### [Work item]
What appears from the first line of the records below through the line containing "The largest gap" must be reproduced verbatim.

•••••

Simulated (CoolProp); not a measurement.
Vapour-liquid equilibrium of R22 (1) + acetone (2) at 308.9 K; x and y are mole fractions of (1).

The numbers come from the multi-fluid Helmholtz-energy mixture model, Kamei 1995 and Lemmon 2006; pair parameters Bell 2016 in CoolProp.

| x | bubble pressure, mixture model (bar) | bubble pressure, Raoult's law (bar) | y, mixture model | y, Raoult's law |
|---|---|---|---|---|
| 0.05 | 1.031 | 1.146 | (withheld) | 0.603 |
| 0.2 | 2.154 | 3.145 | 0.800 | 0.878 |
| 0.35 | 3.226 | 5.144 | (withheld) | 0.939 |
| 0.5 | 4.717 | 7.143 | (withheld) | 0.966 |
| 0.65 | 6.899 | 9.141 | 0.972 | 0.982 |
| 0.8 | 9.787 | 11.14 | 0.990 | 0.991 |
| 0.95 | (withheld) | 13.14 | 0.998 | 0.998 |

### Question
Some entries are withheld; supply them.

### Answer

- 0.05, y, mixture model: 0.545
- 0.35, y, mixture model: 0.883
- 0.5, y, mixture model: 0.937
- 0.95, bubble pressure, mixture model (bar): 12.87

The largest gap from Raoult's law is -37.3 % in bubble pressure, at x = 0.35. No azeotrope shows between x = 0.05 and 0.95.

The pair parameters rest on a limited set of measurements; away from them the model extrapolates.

•••••

### [Worked solution]
Simulated (CoolProp); not a measurement.
Vapour-liquid equilibrium of R22 (1) + acetone (2) at 308.9 K; x and y are mole fractions of (1).

The numbers come from the multi-fluid Helmholtz-energy mixture model, Kamei 1995 and Lemmon 2006; pair parameters Bell 2016 in CoolProp.

| x | bubble pressure, mixture model (bar) | bubble pressure, Raoult's law (bar) | y, mixture model | y, Raoult's law |
|---|---|---|---|---|
| 0.05 | 1.031 | 1.146 | (withheld) | 0.603 |
| 0.2 | 2.154 | 3.145 | 0.800 | 0.878 |
| 0.35 | 3.226 | 5.144 | (withheld) | 0.939 |
| 0.5 | 4.717 | 7.143 | (withheld) | 0.966 |
| 0.65 | 6.899 | 9.141 | 0.972 | 0.982 |
| 0.8 | 9.787 | 11.14 | 0.990 | 0.991 |
| 0.95 | (withheld) | 13.14 | 0.998 | 0.998 |

### Question
Some entries are withheld; supply them.

### Answer

- 0.05, y, mixture model: 0.545
- 0.35, y, mixture model: 0.883
- 0.5, y, mixture model: 0.937
- 0.95, bubble pressure, mixture model (bar): 12.87

The largest gap from Raoult's law is -37.3 % in bubble pressure, at x = 0.35. No azeotrope shows between x = 0.05 and 0.95.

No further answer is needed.